## Action item:
Beginning with the first line, copy out each line of the material until the line containing "of this run." has been copied as well.

===

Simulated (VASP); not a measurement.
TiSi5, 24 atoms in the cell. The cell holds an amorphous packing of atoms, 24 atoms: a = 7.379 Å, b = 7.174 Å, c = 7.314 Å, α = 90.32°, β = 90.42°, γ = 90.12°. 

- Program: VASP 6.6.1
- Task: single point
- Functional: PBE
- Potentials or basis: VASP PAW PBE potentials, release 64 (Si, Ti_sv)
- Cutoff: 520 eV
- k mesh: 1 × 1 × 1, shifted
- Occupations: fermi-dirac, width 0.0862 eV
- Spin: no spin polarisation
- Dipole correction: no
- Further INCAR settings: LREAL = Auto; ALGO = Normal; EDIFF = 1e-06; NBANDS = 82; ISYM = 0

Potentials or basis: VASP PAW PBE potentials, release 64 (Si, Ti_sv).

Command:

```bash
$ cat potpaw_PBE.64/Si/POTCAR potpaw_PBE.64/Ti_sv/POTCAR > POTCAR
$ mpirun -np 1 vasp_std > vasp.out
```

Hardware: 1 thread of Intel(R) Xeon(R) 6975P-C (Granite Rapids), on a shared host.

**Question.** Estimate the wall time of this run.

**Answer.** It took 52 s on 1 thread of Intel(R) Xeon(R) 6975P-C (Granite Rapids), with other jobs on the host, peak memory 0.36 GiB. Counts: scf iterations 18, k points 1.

===

## Exercise output:
Simulated (VASP); not a measurement.
TiSi5, 24 atoms in the cell. The cell holds an amorphous packing of atoms, 24 atoms: a = 7.379 Å, b = 7.174 Å, c = 7.314 Å, α = 90.32°, β = 90.42°, γ = 90.12°. 

- Program: VASP 6.6.1
- Task: single point
- Functional: PBE
- Potentials or basis: VASP PAW PBE potentials, release 64 (Si, Ti_sv)
- Cutoff: 520 eV
- k mesh: 1 × 1 × 1, shifted
- Occupations: fermi-dirac, width 0.0862 eV
- Spin: no spin polarisation
- Dipole correction: no
- Further INCAR settings: LREAL = Auto; ALGO = Normal; EDIFF = 1e-06; NBANDS = 82; ISYM = 0

Potentials or basis: VASP PAW PBE potentials, release 64 (Si, Ti_sv).

Command:

```bash
$ cat potpaw_PBE.64/Si/POTCAR potpaw_PBE.64/Ti_sv/POTCAR > POTCAR
$ mpirun -np 1 vasp_std > vasp.out
```

Hardware: 1 thread of Intel(R) Xeon(R) 6975P-C (Granite Rapids), on a shared host.

**Question.** Estimate the wall time of this run.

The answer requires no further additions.